### ACTION ITEM:
Each line below is to be written out once more, precisely as given.

### DATASET CONTENT:
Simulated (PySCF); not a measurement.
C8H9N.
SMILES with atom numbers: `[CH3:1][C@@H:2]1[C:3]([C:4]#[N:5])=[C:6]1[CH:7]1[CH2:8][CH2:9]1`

### EXERCISE RESULT:
Simulated (PySCF); not a measurement.
C8H9N.
SMILES with atom numbers: `[CH3:1][C@@H:2]1[C:3]([C:4]#[N:5])=[C:6]1[CH:7]1[CH2:8][CH2:9]1`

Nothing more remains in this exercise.